◆ Work task ◆
Each entry should be written out again exactly, so that nothing is lost.

** Opening Record extracts block **

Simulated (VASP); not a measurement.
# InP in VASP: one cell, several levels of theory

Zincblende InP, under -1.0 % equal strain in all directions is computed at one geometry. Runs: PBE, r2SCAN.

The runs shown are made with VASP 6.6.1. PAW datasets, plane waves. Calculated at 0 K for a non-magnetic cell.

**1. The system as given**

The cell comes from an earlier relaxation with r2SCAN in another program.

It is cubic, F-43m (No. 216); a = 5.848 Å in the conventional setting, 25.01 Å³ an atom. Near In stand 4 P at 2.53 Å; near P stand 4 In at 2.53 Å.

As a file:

** Closing Record extracts block **

◆ Answer space ◆
Simulated (VASP); not a measurement.
# InP in VASP: one cell, several levels of theory

Zincblende InP, under -1.0 % equal strain in all directions is computed at one geometry. Runs: PBE, r2SCAN.

The runs shown are made with VASP 6.6.1. PAW datasets, plane waves. Calculated at 0 K for a non-magnetic cell.

**1. The system as given**

The cell comes from an earlier relaxation with r2SCAN in another program.

It is cubic, F-43m (No. 216); a = 5.848 Å in the conventional setting, 25.01 Å³ an atom. Near In stand 4 P at 2.53 Å; near P stand 4 In at 2.53 Å.

As a file:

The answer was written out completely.